ASSIGNED TASK:
Take the lines below between the one holding "none | -0.1 | - | (a) |" and the one holding "Alike in all", inclusive, and copy them exactly. Add nothing.

DATASET ENTRIES:
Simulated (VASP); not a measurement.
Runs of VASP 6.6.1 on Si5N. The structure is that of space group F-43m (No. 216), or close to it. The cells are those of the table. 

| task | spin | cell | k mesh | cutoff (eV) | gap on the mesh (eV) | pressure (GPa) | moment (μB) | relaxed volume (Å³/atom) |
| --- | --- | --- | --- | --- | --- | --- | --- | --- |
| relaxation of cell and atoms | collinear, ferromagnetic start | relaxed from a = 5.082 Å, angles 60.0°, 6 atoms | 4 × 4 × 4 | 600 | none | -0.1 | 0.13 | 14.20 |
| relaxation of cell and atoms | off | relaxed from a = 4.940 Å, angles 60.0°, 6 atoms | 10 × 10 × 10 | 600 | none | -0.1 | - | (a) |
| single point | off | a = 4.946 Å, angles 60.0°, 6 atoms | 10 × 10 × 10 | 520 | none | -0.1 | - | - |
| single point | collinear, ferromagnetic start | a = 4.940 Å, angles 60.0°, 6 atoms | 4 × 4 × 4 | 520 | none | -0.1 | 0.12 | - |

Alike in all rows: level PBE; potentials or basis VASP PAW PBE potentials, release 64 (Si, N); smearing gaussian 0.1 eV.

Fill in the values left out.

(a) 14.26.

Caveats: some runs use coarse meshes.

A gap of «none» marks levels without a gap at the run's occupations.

TASK OUTPUT:
| relaxation of cell and atoms | off | relaxed from a = 4.940 Å, angles 60.0°, 6 atoms | 10 × 10 × 10 | 600 | none | -0.1 | - | (a) |
| single point | off | a = 4.946 Å, angles 60.0°, 6 atoms | 10 × 10 × 10 | 520 | none | -0.1 | - | - |
| single point | collinear, ferromagnetic start | a = 4.940 Å, angles 60.0°, 6 atoms | 4 × 4 × 4 | 520 | none | -0.1 | 0.12 | - |

Alike in all rows: level PBE; potentials or basis VASP PAW PBE potentials, release 64 (Si, N); smearing gaussian 0.1 eV.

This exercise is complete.